> SOURCE DATA:
====

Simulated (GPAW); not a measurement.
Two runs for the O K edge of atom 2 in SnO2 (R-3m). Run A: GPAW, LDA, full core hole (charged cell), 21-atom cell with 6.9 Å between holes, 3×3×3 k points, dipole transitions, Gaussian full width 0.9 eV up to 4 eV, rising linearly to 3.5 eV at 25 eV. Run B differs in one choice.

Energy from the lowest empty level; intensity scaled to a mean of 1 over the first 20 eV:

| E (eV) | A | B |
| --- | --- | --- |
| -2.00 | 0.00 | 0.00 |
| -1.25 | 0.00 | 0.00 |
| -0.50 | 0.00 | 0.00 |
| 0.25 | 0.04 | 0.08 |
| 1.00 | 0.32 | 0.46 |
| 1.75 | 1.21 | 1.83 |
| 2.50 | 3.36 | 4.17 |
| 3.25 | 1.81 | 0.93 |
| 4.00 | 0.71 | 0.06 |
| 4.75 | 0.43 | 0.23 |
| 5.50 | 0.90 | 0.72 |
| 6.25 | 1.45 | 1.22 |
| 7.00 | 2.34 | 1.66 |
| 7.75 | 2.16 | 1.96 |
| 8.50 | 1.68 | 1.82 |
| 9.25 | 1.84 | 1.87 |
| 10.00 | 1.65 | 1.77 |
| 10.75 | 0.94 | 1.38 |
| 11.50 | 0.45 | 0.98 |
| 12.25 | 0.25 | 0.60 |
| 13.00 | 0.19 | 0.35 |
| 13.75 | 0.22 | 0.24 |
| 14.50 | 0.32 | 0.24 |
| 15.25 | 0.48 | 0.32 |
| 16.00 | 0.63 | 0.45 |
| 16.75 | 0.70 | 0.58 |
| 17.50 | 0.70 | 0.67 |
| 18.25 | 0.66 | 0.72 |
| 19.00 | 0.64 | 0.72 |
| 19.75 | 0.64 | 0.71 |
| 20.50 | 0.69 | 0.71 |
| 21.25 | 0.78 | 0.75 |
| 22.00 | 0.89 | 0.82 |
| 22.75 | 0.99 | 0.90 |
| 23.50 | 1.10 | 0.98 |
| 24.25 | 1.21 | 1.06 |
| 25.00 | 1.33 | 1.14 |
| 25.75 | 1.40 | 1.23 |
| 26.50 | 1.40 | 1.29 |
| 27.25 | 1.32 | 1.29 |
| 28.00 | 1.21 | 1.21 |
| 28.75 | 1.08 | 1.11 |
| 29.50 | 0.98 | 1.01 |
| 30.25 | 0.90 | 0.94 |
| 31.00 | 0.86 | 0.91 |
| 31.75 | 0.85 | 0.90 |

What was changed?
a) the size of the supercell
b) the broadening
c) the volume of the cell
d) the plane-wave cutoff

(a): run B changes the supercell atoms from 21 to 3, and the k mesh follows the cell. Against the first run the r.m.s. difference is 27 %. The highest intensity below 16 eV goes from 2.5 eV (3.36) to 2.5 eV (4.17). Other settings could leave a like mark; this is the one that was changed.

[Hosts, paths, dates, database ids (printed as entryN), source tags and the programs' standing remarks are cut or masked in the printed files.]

====

> WORK ITEM:
Restate word for word the lines in the material above from the one with "0.78 | 0.75 |" to the one with "(a): run B changes"; both of those lines count, and nothing else does.

> EXERCISE OUTPUT:
| 21.25 | 0.78 | 0.75 |
| 22.00 | 0.89 | 0.82 |
| 22.75 | 0.99 | 0.90 |
| 23.50 | 1.10 | 0.98 |
| 24.25 | 1.21 | 1.06 |
| 25.00 | 1.33 | 1.14 |
| 25.75 | 1.40 | 1.23 |
| 26.50 | 1.40 | 1.29 |
| 27.25 | 1.32 | 1.29 |
| 28.00 | 1.21 | 1.21 |
| 28.75 | 1.08 | 1.11 |
| 29.50 | 0.98 | 1.01 |
| 30.25 | 0.90 | 0.94 |
| 31.00 | 0.86 | 0.91 |
| 31.75 | 0.85 | 0.90 |

What was changed?
a) the size of the supercell
b) the broadening
c) the volume of the cell
d) the plane-wave cutoff

(a): run B changes the supercell atoms from 21 to 3, and the k mesh follows the cell. Against the first run the r.m.s. difference is 27 %. The highest intensity below 16 eV goes from 2.5 eV (3.36) to 2.5 eV (4.17). Other settings could leave a like mark; this is the one that was changed.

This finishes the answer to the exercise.